> Assigned task
Please start at the first line of the records beneath and quote each line exactly, ending with the line containing "## Sensitivity of CI+MBPT for Br4+".

> Listed records
BEGIN

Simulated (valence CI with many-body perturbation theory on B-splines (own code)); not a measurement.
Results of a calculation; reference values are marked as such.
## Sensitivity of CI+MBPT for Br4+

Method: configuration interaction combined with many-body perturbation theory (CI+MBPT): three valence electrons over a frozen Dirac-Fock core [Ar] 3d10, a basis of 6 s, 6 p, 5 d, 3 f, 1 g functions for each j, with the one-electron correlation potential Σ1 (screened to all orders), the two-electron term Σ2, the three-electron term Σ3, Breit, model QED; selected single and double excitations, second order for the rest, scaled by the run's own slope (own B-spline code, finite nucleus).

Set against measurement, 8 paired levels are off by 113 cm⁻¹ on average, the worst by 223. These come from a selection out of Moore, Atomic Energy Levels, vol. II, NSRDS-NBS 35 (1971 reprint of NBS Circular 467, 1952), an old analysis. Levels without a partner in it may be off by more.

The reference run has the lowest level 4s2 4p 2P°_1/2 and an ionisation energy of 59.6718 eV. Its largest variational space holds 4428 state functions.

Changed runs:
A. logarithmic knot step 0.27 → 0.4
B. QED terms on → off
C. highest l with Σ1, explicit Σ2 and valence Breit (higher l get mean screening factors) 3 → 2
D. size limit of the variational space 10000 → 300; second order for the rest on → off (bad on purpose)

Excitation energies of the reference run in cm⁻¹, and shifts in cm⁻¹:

END

> Written reply
Simulated (valence CI with many-body perturbation theory on B-splines (own code)); not a measurement.
Results of a calculation; reference values are marked as such.
## Sensitivity of CI+MBPT for Br4+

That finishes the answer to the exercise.